**WORK REQUEST:**
Every record that follows should be written out again without any change.

**THE DATA:**
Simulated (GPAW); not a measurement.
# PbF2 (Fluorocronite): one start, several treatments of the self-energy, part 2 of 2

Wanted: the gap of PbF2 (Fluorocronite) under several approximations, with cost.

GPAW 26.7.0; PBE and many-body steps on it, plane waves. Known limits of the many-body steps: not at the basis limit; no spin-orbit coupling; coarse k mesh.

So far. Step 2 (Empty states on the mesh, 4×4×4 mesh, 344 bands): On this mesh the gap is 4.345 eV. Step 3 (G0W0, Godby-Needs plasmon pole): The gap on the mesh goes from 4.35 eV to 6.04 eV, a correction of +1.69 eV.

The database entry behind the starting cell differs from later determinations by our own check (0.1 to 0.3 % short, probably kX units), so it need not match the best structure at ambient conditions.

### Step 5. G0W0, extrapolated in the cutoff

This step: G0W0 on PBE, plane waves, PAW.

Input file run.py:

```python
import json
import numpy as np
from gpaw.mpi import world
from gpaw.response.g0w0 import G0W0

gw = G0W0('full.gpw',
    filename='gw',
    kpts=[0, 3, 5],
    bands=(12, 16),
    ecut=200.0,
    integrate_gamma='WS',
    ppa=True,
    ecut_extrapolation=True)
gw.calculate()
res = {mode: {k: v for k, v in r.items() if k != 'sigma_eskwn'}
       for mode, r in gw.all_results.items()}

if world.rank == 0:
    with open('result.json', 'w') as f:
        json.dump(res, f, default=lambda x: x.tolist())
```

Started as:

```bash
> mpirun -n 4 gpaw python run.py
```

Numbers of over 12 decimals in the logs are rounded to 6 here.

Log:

**EXERCISE OUTPUT:**
Simulated (GPAW); not a measurement.
# PbF2 (Fluorocronite): one start, several treatments of the self-energy, part 2 of 2

Wanted: the gap of PbF2 (Fluorocronite) under several approximations, with cost.

GPAW 26.7.0; PBE and many-body steps on it, plane waves. Known limits of the many-body steps: not at the basis limit; no spin-orbit coupling; coarse k mesh.

So far. Step 2 (Empty states on the mesh, 4×4×4 mesh, 344 bands): On this mesh the gap is 4.345 eV. Step 3 (G0W0, Godby-Needs plasmon pole): The gap on the mesh goes from 4.35 eV to 6.04 eV, a correction of +1.69 eV.

The database entry behind the starting cell differs from later determinations by our own check (0.1 to 0.3 % short, probably kX units), so it need not match the best structure at ambient conditions.

### Step 5. G0W0, extrapolated in the cutoff

This step: G0W0 on PBE, plane waves, PAW.

Input file run.py:

```python
import json
import numpy as np
from gpaw.mpi import world
from gpaw.response.g0w0 import G0W0

gw = G0W0('full.gpw',
    filename='gw',
    kpts=[0, 3, 5],
    bands=(12, 16),
    ecut=200.0,
    integrate_gamma='WS',
    ppa=True,
    ecut_extrapolation=True)
gw.calculate()
res = {mode: {k: v for k, v in r.items() if k != 'sigma_eskwn'}
       for mode, r in gw.all_results.items()}

if world.rank == 0:
    with open('result.json', 'w') as f:
        json.dump(res, f, default=lambda x: x.tolist())
```

Started as:

```bash
> mpirun -n 4 gpaw python run.py
```

Numbers of over 12 decimals in the logs are rounded to 6 here.

Log:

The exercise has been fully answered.